■ EXTRACTED MATERIAL
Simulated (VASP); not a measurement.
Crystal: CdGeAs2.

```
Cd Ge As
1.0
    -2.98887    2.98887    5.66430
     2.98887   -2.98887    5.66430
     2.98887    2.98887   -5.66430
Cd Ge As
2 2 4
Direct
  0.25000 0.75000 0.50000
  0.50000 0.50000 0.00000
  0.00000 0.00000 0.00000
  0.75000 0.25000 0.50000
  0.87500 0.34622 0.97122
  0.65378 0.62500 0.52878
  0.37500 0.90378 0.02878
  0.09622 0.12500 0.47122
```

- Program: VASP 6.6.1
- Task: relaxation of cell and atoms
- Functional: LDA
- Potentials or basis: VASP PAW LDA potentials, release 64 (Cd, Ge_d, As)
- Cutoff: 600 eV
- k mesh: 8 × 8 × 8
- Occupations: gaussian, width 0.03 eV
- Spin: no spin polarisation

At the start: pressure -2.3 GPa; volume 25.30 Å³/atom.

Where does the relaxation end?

■ ASSIGNMENT
Word for word, restate the lines of the listing above starting at the line with "- k mesh: 8 × 8 × 8" and ending at the line with "At the start: pressure", and nothing outside them.

■ WORKED SOLUTION
- k mesh: 8 × 8 × 8
- Occupations: gaussian, width 0.03 eV
- Spin: no spin polarisation

At the start: pressure -2.3 GPa; volume 25.30 Å³/atom.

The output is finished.